* ASSIGNED TASK
In the records below, find the line holding "Solution. Band gap" and the line holding "PBEsol binds more". Set down both, with every line between them, exactly.

* EXTRACTED ENTRIES
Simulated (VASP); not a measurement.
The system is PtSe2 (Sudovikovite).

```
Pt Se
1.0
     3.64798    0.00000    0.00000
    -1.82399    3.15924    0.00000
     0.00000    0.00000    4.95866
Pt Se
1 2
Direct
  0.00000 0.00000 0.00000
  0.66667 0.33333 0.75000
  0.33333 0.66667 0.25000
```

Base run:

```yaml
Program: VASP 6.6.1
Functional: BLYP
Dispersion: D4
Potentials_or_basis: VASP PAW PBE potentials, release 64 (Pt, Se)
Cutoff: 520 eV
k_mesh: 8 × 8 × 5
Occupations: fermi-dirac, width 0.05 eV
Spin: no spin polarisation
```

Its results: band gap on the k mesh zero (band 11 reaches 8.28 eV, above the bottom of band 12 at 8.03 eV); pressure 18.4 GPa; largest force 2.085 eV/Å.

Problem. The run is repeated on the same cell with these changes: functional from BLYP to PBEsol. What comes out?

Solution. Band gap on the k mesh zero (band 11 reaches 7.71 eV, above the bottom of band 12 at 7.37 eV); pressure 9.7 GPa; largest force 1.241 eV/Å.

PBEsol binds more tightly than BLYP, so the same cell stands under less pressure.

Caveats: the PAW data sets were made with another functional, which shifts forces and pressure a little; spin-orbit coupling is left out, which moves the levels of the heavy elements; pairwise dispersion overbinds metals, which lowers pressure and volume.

* EXERCISE OUTPUT
Solution. Band gap on the k mesh zero (band 11 reaches 7.71 eV, above the bottom of band 12 at 7.37 eV); pressure 9.7 GPa; largest force 1.241 eV/Å.

PBEsol binds more tightly than BLYP, so the same cell stands under less pressure.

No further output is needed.